WORK REQUEST: All lines from the opening of the data to the line containing "4104 | 0.0 |" must be returned unchanged, and only those lines.

Start of RECORDS SUPPLIED

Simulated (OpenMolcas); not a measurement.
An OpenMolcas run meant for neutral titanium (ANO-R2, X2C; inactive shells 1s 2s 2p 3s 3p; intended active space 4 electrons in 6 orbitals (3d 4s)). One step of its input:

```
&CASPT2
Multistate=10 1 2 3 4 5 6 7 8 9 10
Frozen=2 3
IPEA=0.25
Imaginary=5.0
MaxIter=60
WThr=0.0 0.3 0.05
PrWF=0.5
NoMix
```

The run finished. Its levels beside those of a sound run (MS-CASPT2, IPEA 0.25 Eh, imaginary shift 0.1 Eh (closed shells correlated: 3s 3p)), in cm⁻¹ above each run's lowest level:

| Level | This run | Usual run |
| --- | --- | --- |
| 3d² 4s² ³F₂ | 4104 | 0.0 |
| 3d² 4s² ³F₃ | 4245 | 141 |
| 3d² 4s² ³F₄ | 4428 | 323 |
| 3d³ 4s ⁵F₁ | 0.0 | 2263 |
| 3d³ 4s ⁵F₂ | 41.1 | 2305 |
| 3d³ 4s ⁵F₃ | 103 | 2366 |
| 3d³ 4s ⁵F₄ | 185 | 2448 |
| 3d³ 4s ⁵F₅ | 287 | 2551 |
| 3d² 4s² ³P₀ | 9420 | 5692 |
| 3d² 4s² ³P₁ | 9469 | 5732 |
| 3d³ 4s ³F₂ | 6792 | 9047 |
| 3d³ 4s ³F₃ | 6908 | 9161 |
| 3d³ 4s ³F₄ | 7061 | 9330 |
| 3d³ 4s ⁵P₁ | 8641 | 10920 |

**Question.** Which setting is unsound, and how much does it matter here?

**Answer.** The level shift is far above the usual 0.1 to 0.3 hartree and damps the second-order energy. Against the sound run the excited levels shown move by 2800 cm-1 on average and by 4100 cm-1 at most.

End of RECORDS SUPPLIED

RESPONSE:
Simulated (OpenMolcas); not a measurement.
An OpenMolcas run meant for neutral titanium (ANO-R2, X2C; inactive shells 1s 2s 2p 3s 3p; intended active space 4 electrons in 6 orbitals (3d 4s)). One step of its input:

```
&CASPT2
Multistate=10 1 2 3 4 5 6 7 8 9 10
Frozen=2 3
IPEA=0.25
Imaginary=5.0
MaxIter=60
WThr=0.0 0.3 0.05
PrWF=0.5
NoMix
```

The run finished. Its levels beside those of a sound run (MS-CASPT2, IPEA 0.25 Eh, imaginary shift 0.1 Eh (closed shells correlated: 3s 3p)), in cm⁻¹ above each run's lowest level:

| Level | This run | Usual run |
| --- | --- | --- |
| 3d² 4s² ³F₂ | 4104 | 0.0 |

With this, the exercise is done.